Return all the lines below, exactly as they read.

--

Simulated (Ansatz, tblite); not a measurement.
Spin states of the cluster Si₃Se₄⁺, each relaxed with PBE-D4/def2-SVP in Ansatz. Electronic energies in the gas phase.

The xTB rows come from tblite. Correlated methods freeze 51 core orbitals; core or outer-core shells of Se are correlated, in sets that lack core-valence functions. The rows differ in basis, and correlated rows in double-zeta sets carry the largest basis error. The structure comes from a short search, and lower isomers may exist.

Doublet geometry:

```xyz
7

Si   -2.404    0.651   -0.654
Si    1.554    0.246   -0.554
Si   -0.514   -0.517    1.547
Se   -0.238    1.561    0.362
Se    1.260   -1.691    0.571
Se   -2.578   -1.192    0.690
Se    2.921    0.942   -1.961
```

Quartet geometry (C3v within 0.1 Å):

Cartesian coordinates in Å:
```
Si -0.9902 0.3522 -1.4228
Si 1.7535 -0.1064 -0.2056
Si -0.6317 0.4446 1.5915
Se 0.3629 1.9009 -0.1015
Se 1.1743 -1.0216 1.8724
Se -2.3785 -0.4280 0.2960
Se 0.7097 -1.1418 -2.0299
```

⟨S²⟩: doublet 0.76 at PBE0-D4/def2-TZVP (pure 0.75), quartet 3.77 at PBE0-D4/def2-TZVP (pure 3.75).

--

Task response
Simulated (Ansatz, tblite); not a measurement.
Spin states of the cluster Si₃Se₄⁺, each relaxed with PBE-D4/def2-SVP in Ansatz. Electronic energies in the gas phase.

The xTB rows come from tblite. Correlated methods freeze 51 core orbitals; core or outer-core shells of Se are correlated, in sets that lack core-valence functions. The rows differ in basis, and correlated rows in double-zeta sets carry the largest basis error. The structure comes from a short search, and lower isomers may exist.

Doublet geometry:

```xyz
7

Si   -2.404    0.651   -0.654
Si    1.554    0.246   -0.554
Si   -0.514   -0.517    1.547
Se   -0.238    1.561    0.362
Se    1.260   -1.691    0.571
Se   -2.578   -1.192    0.690
Se    2.921    0.942   -1.961
```

Quartet geometry (C3v within 0.1 Å):

Cartesian coordinates in Å:
```
Si -0.9902 0.3522 -1.4228
Si 1.7535 -0.1064 -0.2056
Si -0.6317 0.4446 1.5915
Se 0.3629 1.9009 -0.1015
Se 1.1743 -1.0216 1.8724
Se -2.3785 -0.4280 0.2960
Se 0.7097 -1.1418 -2.0299
```

⟨S²⟩: doublet 0.76 at PBE0-D4/def2-TZVP (pure 0.75), quartet 3.77 at PBE0-D4/def2-TZVP (pure 3.75).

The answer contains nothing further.